Among the entries below, one stretch runs from the line that contains "kT = 0.006635 eV" through the line that contains "## Reduced Fermi level by five rules". Repeat that stretch exactly, ends included, and only that.

*** Opening of Data extract ***

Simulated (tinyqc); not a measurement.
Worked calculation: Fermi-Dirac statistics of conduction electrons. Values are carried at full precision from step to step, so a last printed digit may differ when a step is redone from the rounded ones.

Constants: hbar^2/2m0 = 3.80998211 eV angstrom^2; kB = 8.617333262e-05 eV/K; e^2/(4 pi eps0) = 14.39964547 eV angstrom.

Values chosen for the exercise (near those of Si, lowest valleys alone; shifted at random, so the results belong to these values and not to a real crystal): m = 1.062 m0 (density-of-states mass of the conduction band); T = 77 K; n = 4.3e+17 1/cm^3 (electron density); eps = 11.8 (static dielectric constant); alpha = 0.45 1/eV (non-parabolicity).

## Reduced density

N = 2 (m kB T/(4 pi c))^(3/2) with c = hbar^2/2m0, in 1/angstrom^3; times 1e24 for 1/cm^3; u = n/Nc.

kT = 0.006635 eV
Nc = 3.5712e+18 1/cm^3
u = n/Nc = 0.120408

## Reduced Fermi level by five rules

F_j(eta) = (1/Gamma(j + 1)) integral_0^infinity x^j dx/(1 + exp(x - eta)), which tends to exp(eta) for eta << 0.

*** Close of Data extract ***

**Answer box**
kT = 0.006635 eV
Nc = 3.5712e+18 1/cm^3
u = n/Nc = 0.120408

## Reduced Fermi level by five rules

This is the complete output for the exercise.